*Task item*:
Only one portion of the data is to be written out: from the line bearing "Fukui function f⁻" through the line bearing "f⁻ (Hirshfeld-condensed) is". Write it exactly as it appears.

*Material provided*:
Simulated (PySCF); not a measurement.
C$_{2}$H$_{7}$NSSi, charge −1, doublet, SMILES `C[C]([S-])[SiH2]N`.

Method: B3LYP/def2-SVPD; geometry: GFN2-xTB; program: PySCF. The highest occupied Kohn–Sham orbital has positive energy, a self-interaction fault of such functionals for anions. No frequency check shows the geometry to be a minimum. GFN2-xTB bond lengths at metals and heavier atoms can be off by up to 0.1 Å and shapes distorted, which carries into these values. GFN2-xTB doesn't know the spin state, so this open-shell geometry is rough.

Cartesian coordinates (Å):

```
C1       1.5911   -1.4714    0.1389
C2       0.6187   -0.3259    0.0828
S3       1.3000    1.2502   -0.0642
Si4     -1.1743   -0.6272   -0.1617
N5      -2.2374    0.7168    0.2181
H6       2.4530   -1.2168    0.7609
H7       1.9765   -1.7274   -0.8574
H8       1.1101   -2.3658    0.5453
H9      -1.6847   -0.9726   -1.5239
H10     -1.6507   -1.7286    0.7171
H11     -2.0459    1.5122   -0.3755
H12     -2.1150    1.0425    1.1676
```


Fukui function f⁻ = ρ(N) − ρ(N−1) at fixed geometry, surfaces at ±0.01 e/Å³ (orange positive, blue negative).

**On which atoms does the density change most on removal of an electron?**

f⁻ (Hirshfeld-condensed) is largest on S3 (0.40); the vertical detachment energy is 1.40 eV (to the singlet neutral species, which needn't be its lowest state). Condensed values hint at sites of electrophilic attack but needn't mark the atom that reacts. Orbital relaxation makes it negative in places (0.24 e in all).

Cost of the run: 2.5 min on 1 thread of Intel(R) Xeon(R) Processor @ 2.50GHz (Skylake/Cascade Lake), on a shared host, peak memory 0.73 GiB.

*Exercise result*:
Fukui function f⁻ = ρ(N) − ρ(N−1) at fixed geometry, surfaces at ±0.01 e/Å³ (orange positive, blue negative).

**On which atoms does the density change most on removal of an electron?**

f⁻ (Hirshfeld-condensed) is largest on S3 (0.40); the vertical detachment energy is 1.40 eV (to the singlet neutral species, which needn't be its lowest state). Condensed values hint at sites of electrophilic attack but needn't mark the atom that reacts. Orbital relaxation makes it negative in places (0.24 e in all).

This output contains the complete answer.